#### Data excerpts ####
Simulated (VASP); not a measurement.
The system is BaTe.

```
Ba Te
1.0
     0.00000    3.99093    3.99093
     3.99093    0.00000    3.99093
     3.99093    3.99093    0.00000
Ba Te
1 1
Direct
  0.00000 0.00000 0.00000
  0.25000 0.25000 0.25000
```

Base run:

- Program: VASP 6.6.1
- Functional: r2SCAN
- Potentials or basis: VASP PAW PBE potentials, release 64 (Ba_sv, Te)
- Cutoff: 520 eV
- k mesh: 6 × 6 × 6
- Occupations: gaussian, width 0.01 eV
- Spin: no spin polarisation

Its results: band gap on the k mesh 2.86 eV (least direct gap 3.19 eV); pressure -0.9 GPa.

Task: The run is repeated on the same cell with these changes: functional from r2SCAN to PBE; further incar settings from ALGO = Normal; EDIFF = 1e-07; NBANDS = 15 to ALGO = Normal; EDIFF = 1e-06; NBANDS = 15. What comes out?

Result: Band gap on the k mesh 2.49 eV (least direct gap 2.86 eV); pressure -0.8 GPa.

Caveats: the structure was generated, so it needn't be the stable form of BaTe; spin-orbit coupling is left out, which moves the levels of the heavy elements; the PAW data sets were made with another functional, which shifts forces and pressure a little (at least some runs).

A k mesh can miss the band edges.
####

[Work task]: From the records above, repeat exactly the lines from the one with "- k mesh: 6 × 6 × 6" through the one with "Caveats: the structure", both included.

[Your response]:
- k mesh: 6 × 6 × 6
- Occupations: gaussian, width 0.01 eV
- Spin: no spin polarisation

Its results: band gap on the k mesh 2.86 eV (least direct gap 3.19 eV); pressure -0.9 GPa.

Task: The run is repeated on the same cell with these changes: functional from r2SCAN to PBE; further incar settings from ALGO = Normal; EDIFF = 1e-07; NBANDS = 15 to ALGO = Normal; EDIFF = 1e-06; NBANDS = 15. What comes out?

Result: Band gap on the k mesh 2.49 eV (least direct gap 2.86 eV); pressure -0.8 GPa.

Caveats: the structure was generated, so it needn't be the stable form of BaTe; spin-orbit coupling is left out, which moves the levels of the heavy elements; the PAW data sets were made with another functional, which shifts forces and pressure a little (at least some runs).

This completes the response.